Activity: Please repeat the lines below exactly. Begin with the line containing "PySCF, gas phase, ωB97X-D3(BJ)/def2-SVP" and go on through the line containing "Question: For H₃C–CH₂–O–SiH₂–O–SiH₃".

Material provided:
☆ ☆ ☆ ☆ ☆
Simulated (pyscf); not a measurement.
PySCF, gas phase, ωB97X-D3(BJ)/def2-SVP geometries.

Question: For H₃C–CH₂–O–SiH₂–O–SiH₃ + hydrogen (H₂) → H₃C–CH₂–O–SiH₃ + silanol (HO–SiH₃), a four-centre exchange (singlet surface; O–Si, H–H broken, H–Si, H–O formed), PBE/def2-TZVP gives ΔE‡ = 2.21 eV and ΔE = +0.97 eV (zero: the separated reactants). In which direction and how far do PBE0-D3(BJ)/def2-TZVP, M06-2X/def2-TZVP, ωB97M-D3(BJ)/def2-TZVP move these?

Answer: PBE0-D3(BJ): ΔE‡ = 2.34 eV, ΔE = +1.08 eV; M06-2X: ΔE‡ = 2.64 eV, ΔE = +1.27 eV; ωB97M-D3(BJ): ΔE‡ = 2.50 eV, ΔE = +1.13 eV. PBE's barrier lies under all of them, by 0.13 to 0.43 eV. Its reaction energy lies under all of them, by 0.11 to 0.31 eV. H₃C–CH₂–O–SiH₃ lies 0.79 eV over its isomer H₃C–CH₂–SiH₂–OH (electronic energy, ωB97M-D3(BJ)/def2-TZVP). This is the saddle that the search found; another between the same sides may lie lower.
☆ ☆ ☆ ☆ ☆

Exercise response:
PySCF, gas phase, ωB97X-D3(BJ)/def2-SVP geometries.

Question: For H₃C–CH₂–O–SiH₂–O–SiH₃ + hydrogen (H₂) → H₃C–CH₂–O–SiH₃ + silanol (HO–SiH₃), a four-centre exchange (singlet surface; O–Si, H–H broken, H–Si, H–O formed), PBE/def2-TZVP gives ΔE‡ = 2.21 eV and ΔE = +0.97 eV (zero: the separated reactants). In which direction and how far do PBE0-D3(BJ)/def2-TZVP, M06-2X/def2-TZVP, ωB97M-D3(BJ)/def2-TZVP move these?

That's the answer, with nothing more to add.